__REQUIREMENT__. Write out, from the entries below, exactly the lines that run between the lines holding "A. Hg, diamond" and "Space group Fd-3m", inclusive, and stop there.

__RECORD EXTRACTS__.
════════════════

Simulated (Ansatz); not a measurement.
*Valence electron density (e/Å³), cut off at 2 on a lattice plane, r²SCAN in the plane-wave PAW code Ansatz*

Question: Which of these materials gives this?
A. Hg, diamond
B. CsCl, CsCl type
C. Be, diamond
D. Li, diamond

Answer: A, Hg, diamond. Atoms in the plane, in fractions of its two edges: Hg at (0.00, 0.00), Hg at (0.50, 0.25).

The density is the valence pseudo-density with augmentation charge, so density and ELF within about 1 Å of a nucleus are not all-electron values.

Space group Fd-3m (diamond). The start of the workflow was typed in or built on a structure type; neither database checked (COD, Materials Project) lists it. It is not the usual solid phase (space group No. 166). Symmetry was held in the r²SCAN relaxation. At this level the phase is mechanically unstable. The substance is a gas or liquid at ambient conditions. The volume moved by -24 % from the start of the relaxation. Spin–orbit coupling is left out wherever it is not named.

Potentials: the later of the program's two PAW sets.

════════════════

__TASK RESPONSE__.
A. Hg, diamond
B. CsCl, CsCl type
C. Be, diamond
D. Li, diamond

Answer: A, Hg, diamond. Atoms in the plane, in fractions of its two edges: Hg at (0.00, 0.00), Hg at (0.50, 0.25).

The density is the valence pseudo-density with augmentation charge, so density and ELF within about 1 Å of a nucleus are not all-electron values.

Space group Fd-3m (diamond). The start of the workflow was typed in or built on a structure type; neither database checked (COD, Materials Project) lists it. It is not the usual solid phase (space group No. 166). Symmetry was held in the r²SCAN relaxation. At this level the phase is mechanically unstable. The substance is a gas or liquid at ambient conditions. The volume moved by -24 % from the start of the relaxation. Spin–orbit coupling is left out wherever it is not named.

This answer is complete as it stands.